## DATASET RECORDS
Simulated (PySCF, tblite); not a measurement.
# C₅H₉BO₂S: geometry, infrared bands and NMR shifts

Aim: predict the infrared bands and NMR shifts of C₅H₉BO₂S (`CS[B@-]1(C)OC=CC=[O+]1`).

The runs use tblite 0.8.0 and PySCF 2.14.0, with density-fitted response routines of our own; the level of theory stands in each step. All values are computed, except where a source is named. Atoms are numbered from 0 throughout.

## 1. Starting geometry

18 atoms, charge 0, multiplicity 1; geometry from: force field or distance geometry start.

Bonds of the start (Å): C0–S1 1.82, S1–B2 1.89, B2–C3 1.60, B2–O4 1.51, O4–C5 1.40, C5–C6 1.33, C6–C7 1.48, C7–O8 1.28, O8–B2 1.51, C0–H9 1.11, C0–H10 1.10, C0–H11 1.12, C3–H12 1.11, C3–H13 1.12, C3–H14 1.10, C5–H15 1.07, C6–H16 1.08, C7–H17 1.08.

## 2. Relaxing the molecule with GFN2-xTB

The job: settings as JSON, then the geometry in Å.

## WORK TASK
Taking the entries above, write out exactly each line from the one holding "Bonds of the" to the one holding "## 2. Relaxing the molecule with GFN2-xTB", both included, and stop there.

## YOUR RESPONSE
Bonds of the start (Å): C0–S1 1.82, S1–B2 1.89, B2–C3 1.60, B2–O4 1.51, O4–C5 1.40, C5–C6 1.33, C6–C7 1.48, C7–O8 1.28, O8–B2 1.51, C0–H9 1.11, C0–H10 1.10, C0–H11 1.12, C3–H12 1.11, C3–H13 1.12, C3–H14 1.10, C5–H15 1.07, C6–H16 1.08, C7–H17 1.08.

## 2. Relaxing the molecule with GFN2-xTB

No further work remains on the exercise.